Entries supplied |
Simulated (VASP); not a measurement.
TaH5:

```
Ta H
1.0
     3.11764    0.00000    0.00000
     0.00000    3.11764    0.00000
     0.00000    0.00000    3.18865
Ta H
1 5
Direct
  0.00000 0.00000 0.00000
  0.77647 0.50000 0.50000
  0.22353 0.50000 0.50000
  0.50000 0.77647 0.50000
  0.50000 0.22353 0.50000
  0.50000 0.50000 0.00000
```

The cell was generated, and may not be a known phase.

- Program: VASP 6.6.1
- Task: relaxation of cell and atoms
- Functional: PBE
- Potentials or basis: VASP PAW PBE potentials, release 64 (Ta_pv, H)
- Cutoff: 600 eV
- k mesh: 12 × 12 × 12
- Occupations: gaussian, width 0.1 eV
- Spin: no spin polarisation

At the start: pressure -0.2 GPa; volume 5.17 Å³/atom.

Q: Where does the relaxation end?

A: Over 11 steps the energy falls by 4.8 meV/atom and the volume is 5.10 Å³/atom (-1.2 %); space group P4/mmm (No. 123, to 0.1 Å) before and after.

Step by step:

Task item |
Output an exact copy of the listing.

Exercise output |
Simulated (VASP); not a measurement.
TaH5:

```
Ta H
1.0
     3.11764    0.00000    0.00000
     0.00000    3.11764    0.00000
     0.00000    0.00000    3.18865
Ta H
1 5
Direct
  0.00000 0.00000 0.00000
  0.77647 0.50000 0.50000
  0.22353 0.50000 0.50000
  0.50000 0.77647 0.50000
  0.50000 0.22353 0.50000
  0.50000 0.50000 0.00000
```

The cell was generated, and may not be a known phase.

- Program: VASP 6.6.1
- Task: relaxation of cell and atoms
- Functional: PBE
- Potentials or basis: VASP PAW PBE potentials, release 64 (Ta_pv, H)
- Cutoff: 600 eV
- k mesh: 12 × 12 × 12
- Occupations: gaussian, width 0.1 eV
- Spin: no spin polarisation

At the start: pressure -0.2 GPa; volume 5.17 Å³/atom.

Q: Where does the relaxation end?

A: Over 11 steps the energy falls by 4.8 meV/atom and the volume is 5.10 Å³/atom (-1.2 %); space group P4/mmm (No. 123, to 0.1 Å) before and after.

Step by step:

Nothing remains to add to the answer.